From the first line to the last, copy the listing below word for word.

Dataset content Block Start
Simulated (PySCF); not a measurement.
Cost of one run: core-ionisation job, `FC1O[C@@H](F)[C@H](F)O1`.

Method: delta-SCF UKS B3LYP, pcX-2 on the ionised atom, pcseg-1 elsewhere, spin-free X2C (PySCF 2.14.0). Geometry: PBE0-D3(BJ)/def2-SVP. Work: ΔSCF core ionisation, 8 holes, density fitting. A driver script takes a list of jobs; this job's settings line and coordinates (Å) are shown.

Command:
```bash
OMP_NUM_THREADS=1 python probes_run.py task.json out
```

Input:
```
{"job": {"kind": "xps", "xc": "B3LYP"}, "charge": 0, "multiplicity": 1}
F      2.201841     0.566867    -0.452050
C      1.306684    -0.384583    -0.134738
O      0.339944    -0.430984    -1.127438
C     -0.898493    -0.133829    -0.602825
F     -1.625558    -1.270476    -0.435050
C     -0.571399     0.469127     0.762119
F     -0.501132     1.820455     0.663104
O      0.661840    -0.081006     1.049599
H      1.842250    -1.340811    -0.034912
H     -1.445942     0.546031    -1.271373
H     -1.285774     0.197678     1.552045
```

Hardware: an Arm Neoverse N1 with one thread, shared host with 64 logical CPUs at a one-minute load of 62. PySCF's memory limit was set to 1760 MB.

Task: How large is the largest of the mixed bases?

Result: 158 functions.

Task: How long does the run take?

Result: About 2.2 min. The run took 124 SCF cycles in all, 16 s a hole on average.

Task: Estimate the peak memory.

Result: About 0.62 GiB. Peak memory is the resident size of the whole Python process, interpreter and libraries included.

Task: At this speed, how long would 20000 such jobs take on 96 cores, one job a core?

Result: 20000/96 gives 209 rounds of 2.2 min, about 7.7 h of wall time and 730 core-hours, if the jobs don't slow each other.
Dataset content Block End

Answer box:
Simulated (PySCF); not a measurement.
Cost of one run: core-ionisation job, `FC1O[C@@H](F)[C@H](F)O1`.

Method: delta-SCF UKS B3LYP, pcX-2 on the ionised atom, pcseg-1 elsewhere, spin-free X2C (PySCF 2.14.0). Geometry: PBE0-D3(BJ)/def2-SVP. Work: ΔSCF core ionisation, 8 holes, density fitting. A driver script takes a list of jobs; this job's settings line and coordinates (Å) are shown.

Command:
```bash
OMP_NUM_THREADS=1 python probes_run.py task.json out
```

Input:
```
{"job": {"kind": "xps", "xc": "B3LYP"}, "charge": 0, "multiplicity": 1}
F      2.201841     0.566867    -0.452050
C      1.306684    -0.384583    -0.134738
O      0.339944    -0.430984    -1.127438
C     -0.898493    -0.133829    -0.602825
F     -1.625558    -1.270476    -0.435050
C     -0.571399     0.469127     0.762119
F     -0.501132     1.820455     0.663104
O      0.661840    -0.081006     1.049599
H      1.842250    -1.340811    -0.034912
H     -1.445942     0.546031    -1.271373
H     -1.285774     0.197678     1.552045
```

Hardware: an Arm Neoverse N1 with one thread, shared host with 64 logical CPUs at a one-minute load of 62. PySCF's memory limit was set to 1760 MB.

Task: How large is the largest of the mixed bases?

Result: 158 functions.

Task: How long does the run take?

Result: About 2.2 min. The run took 124 SCF cycles in all, 16 s a hole on average.

Task: Estimate the peak memory.

Result: About 0.62 GiB. Peak memory is the resident size of the whole Python process, interpreter and libraries included.

Task: At this speed, how long would 20000 such jobs take on 96 cores, one job a core?

Result: 20000/96 gives 209 rounds of 2.2 min, about 7.7 h of wall time and 730 core-hours, if the jobs don't slow each other.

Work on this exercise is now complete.